Exactly as written, copy the lines of the data below from the first through the one containing "## As2S2Te (tetradymite): methods".

***** Dataset excerpts

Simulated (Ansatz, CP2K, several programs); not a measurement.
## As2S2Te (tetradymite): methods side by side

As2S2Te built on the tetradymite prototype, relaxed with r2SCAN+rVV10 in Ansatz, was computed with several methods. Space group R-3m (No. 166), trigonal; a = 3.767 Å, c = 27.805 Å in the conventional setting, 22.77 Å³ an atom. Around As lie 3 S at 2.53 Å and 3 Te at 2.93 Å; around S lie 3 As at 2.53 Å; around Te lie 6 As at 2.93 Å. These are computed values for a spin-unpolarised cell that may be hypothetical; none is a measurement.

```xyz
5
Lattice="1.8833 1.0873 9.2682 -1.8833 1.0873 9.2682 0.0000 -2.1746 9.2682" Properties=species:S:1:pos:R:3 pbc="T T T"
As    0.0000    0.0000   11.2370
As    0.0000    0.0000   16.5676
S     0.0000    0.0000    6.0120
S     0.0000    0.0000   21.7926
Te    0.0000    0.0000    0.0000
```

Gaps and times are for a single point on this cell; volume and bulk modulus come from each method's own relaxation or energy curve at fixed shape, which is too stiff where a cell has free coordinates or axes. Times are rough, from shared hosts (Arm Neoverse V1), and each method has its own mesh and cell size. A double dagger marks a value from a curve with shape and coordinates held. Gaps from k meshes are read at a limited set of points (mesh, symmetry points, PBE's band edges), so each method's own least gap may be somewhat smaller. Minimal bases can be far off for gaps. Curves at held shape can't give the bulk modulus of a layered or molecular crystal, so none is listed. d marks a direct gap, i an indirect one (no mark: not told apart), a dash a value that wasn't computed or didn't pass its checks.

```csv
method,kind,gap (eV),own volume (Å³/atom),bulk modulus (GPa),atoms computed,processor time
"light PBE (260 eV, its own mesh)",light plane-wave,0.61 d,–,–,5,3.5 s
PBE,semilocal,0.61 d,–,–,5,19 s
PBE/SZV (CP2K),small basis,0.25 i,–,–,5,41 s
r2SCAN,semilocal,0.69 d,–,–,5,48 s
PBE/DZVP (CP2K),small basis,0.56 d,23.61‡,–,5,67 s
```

**********

## Exercise response
Simulated (Ansatz, CP2K, several programs); not a measurement.
## As2S2Te (tetradymite): methods side by side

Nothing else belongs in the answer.